(Record set Opens)

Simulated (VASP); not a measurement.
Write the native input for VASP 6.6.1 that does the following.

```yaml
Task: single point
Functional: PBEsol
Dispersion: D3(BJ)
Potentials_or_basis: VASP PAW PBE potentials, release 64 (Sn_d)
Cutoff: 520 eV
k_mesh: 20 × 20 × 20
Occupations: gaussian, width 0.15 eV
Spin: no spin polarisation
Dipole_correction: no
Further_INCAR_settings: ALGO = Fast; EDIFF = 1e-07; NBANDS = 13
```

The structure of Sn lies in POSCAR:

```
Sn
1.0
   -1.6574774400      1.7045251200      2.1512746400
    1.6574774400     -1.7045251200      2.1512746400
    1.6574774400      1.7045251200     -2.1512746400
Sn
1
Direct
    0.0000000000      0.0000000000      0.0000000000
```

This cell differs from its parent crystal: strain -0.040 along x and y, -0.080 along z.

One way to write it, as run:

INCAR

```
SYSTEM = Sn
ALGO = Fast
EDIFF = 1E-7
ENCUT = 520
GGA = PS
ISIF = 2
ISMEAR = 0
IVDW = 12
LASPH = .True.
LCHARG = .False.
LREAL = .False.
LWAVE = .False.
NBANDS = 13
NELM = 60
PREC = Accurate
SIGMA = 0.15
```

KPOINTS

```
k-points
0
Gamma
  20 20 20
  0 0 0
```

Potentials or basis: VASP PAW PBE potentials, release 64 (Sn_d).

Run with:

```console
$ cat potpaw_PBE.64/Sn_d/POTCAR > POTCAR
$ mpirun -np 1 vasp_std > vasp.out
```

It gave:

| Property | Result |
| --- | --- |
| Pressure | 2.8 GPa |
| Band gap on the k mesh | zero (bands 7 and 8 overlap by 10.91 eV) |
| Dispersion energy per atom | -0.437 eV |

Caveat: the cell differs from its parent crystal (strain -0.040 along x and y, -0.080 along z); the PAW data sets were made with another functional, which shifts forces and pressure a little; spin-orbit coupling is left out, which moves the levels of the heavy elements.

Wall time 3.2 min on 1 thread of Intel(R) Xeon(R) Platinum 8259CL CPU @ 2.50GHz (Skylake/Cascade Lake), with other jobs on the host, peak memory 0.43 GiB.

(Record set Closes)

> Work request
Reproduce exactly, and only, the lines from the start of the entries through the one that contains "Caveat: the cell".

> Response box
Simulated (VASP); not a measurement.
Write the native input for VASP 6.6.1 that does the following.

```yaml
Task: single point
Functional: PBEsol
Dispersion: D3(BJ)
Potentials_or_basis: VASP PAW PBE potentials, release 64 (Sn_d)
Cutoff: 520 eV
k_mesh: 20 × 20 × 20
Occupations: gaussian, width 0.15 eV
Spin: no spin polarisation
Dipole_correction: no
Further_INCAR_settings: ALGO = Fast; EDIFF = 1e-07; NBANDS = 13
```

The structure of Sn lies in POSCAR:

```
Sn
1.0
   -1.6574774400      1.7045251200      2.1512746400
    1.6574774400     -1.7045251200      2.1512746400
    1.6574774400      1.7045251200     -2.1512746400
Sn
1
Direct
    0.0000000000      0.0000000000      0.0000000000
```

This cell differs from its parent crystal: strain -0.040 along x and y, -0.080 along z.

One way to write it, as run:

INCAR

```
SYSTEM = Sn
ALGO = Fast
EDIFF = 1E-7
ENCUT = 520
GGA = PS
ISIF = 2
ISMEAR = 0
IVDW = 12
LASPH = .True.
LCHARG = .False.
LREAL = .False.
LWAVE = .False.
NBANDS = 13
NELM = 60
PREC = Accurate
SIGMA = 0.15
```

KPOINTS

```
k-points
0
Gamma
  20 20 20
  0 0 0
```

Potentials or basis: VASP PAW PBE potentials, release 64 (Sn_d).

Run with:

```console
$ cat potpaw_PBE.64/Sn_d/POTCAR > POTCAR
$ mpirun -np 1 vasp_std > vasp.out
```

It gave:

| Property | Result |
| --- | --- |
| Pressure | 2.8 GPa |
| Band gap on the k mesh | zero (bands 7 and 8 overlap by 10.91 eV) |
| Dispersion energy per atom | -0.437 eV |

Caveat: the cell differs from its parent crystal (strain -0.040 along x and y, -0.080 along z); the PAW data sets were made with another functional, which shifts forces and pressure a little; spin-orbit coupling is left out, which moves the levels of the heavy elements.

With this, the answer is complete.